### WORK ORDER
Give back exactly the lines of the data below, starting with the line that has "Some entries are withheld; supply them." and going on through the line that has "The largest gap".

### EXTRACTED ENTRIES
++++

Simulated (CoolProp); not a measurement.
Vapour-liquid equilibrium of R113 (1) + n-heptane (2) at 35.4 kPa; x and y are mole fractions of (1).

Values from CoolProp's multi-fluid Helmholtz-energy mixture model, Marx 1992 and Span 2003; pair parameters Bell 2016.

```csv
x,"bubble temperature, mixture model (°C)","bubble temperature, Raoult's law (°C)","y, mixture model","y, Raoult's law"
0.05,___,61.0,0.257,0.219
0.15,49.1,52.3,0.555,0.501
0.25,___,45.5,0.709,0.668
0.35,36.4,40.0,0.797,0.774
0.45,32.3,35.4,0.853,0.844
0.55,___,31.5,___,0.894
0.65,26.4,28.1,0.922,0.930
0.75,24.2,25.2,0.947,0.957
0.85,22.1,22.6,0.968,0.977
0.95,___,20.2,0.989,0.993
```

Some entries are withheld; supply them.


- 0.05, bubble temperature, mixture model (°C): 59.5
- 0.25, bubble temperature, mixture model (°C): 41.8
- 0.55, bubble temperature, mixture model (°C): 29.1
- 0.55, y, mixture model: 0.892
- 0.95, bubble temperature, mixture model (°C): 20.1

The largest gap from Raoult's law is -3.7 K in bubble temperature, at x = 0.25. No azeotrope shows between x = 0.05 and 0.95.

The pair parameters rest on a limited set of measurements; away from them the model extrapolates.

++++

### ANSWER SPACE
Some entries are withheld; supply them.


- 0.05, bubble temperature, mixture model (°C): 59.5
- 0.25, bubble temperature, mixture model (°C): 41.8
- 0.55, bubble temperature, mixture model (°C): 29.1
- 0.55, y, mixture model: 0.892
- 0.95, bubble temperature, mixture model (°C): 20.1

The largest gap from Raoult's law is -3.7 K in bubble temperature, at x = 0.25. No azeotrope shows between x = 0.05 and 0.95.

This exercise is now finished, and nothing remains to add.